Data excerpts:
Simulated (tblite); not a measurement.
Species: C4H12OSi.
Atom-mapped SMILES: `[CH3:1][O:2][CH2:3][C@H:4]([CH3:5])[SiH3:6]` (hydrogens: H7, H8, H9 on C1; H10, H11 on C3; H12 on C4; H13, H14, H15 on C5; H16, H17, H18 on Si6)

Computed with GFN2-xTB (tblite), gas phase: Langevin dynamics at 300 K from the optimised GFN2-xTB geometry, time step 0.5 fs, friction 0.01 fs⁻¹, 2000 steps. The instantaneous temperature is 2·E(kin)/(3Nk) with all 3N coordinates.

Work item: Using the data above, extract exactly the lines from the one that holds "Species: C4H12OSi." to the one that holds "H18 on Si6)", both ends included, and no others.

Answer box:
Species: C4H12OSi.
Atom-mapped SMILES: `[CH3:1][O:2][CH2:3][C@H:4]([CH3:5])[SiH3:6]` (hydrogens: H7, H8, H9 on C1; H10, H11 on C3; H12 on C4; H13, H14, H15 on C5; H16, H17, H18 on Si6)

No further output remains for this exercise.